————————
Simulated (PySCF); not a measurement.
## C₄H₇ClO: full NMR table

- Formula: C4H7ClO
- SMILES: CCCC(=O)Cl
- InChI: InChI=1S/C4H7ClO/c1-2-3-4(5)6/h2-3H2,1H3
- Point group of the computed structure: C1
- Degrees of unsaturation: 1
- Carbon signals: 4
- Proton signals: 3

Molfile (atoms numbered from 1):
————————

EXERCISE. Give every entry back exactly as it was written above.

WORKED SOLUTION.
Simulated (PySCF); not a measurement.
## C₄H₇ClO: full NMR table

- Formula: C4H7ClO
- SMILES: CCCC(=O)Cl
- InChI: InChI=1S/C4H7ClO/c1-2-3-4(5)6/h2-3H2,1H3
- Point group of the computed structure: C1
- Degrees of unsaturation: 1
- Carbon signals: 4
- Proton signals: 3

Molfile (atoms numbered from 1):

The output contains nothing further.